#### Data supplied:
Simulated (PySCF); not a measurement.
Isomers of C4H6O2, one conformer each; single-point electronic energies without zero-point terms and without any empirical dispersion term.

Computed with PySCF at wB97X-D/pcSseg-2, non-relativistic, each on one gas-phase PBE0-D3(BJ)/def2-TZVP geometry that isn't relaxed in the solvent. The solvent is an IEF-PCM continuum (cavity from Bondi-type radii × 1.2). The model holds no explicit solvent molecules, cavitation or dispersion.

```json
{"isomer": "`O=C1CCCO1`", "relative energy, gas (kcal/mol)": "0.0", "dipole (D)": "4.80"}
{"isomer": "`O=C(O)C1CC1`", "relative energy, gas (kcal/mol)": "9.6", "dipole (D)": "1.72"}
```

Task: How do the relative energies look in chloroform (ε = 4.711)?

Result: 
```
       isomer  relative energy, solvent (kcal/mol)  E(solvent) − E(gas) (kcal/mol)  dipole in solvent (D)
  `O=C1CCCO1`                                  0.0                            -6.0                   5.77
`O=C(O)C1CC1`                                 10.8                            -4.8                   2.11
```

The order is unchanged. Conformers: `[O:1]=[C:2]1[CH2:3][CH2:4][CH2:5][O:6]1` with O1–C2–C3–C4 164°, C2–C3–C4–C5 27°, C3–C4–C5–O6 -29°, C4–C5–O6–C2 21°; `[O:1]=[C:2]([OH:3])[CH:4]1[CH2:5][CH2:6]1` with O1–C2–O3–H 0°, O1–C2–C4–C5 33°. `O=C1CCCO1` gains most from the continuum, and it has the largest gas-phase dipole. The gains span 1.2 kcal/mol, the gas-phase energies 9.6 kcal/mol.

#### Work order:
All of the material above needs to be transcribed verbatim.

#### Answer box:
Simulated (PySCF); not a measurement.
Isomers of C4H6O2, one conformer each; single-point electronic energies without zero-point terms and without any empirical dispersion term.

Computed with PySCF at wB97X-D/pcSseg-2, non-relativistic, each on one gas-phase PBE0-D3(BJ)/def2-TZVP geometry that isn't relaxed in the solvent. The solvent is an IEF-PCM continuum (cavity from Bondi-type radii × 1.2). The model holds no explicit solvent molecules, cavitation or dispersion.

```json
{"isomer": "`O=C1CCCO1`", "relative energy, gas (kcal/mol)": "0.0", "dipole (D)": "4.80"}
{"isomer": "`O=C(O)C1CC1`", "relative energy, gas (kcal/mol)": "9.6", "dipole (D)": "1.72"}
```

Task: How do the relative energies look in chloroform (ε = 4.711)?

Result: 
```
       isomer  relative energy, solvent (kcal/mol)  E(solvent) − E(gas) (kcal/mol)  dipole in solvent (D)
  `O=C1CCCO1`                                  0.0                            -6.0                   5.77
`O=C(O)C1CC1`                                 10.8                            -4.8                   2.11
```

The order is unchanged. Conformers: `[O:1]=[C:2]1[CH2:3][CH2:4][CH2:5][O:6]1` with O1–C2–C3–C4 164°, C2–C3–C4–C5 27°, C3–C4–C5–O6 -29°, C4–C5–O6–C2 21°; `[O:1]=[C:2]([OH:3])[CH:4]1[CH2:5][CH2:6]1` with O1–C2–O3–H 0°, O1–C2–C4–C5 33°. `O=C1CCCO1` gains most from the continuum, and it has the largest gas-phase dipole. The gains span 1.2 kcal/mol, the gas-phase energies 9.6 kcal/mol.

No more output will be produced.